- Work task
Output the data exactly, with every line intact.

- Available data
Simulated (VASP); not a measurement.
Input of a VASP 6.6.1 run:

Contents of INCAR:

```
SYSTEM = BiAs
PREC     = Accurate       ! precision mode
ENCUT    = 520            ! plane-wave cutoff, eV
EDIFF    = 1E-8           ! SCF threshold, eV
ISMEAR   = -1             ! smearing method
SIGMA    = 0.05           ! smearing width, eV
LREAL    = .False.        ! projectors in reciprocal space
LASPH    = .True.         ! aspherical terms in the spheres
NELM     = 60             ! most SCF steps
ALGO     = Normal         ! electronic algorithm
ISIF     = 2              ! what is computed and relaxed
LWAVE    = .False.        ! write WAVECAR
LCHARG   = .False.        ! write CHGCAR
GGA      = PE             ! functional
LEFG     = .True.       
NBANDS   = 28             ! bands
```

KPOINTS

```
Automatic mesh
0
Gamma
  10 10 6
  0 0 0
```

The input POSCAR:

- Written reply
Simulated (VASP); not a measurement.
Input of a VASP 6.6.1 run:

Contents of INCAR:

```
SYSTEM = BiAs
PREC     = Accurate       ! precision mode
ENCUT    = 520            ! plane-wave cutoff, eV
EDIFF    = 1E-8           ! SCF threshold, eV
ISMEAR   = -1             ! smearing method
SIGMA    = 0.05           ! smearing width, eV
LREAL    = .False.        ! projectors in reciprocal space
LASPH    = .True.         ! aspherical terms in the spheres
NELM     = 60             ! most SCF steps
ALGO     = Normal         ! electronic algorithm
ISIF     = 2              ! what is computed and relaxed
LWAVE    = .False.        ! write WAVECAR
LCHARG   = .False.        ! write CHGCAR
GGA      = PE             ! functional
LEFG     = .True.       
NBANDS   = 28             ! bands
```

KPOINTS

```
Automatic mesh
0
Gamma
  10 10 6
  0 0 0
```

The input POSCAR:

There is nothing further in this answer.